Copy every record exactly as it appears in the data below.

─── Data under study

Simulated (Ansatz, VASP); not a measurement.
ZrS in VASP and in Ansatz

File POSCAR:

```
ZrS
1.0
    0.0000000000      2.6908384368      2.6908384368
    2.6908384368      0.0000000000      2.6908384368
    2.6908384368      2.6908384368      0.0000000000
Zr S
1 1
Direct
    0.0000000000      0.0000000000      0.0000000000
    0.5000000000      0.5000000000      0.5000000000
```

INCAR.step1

──────

| Exercise response |
Simulated (Ansatz, VASP); not a measurement.
ZrS in VASP and in Ansatz

File POSCAR:

```
ZrS
1.0
    0.0000000000      2.6908384368      2.6908384368
    2.6908384368      0.0000000000      2.6908384368
    2.6908384368      2.6908384368      0.0000000000
Zr S
1 1
Direct
    0.0000000000      0.0000000000      0.0000000000
    0.5000000000      0.5000000000      0.5000000000
```

INCAR.step1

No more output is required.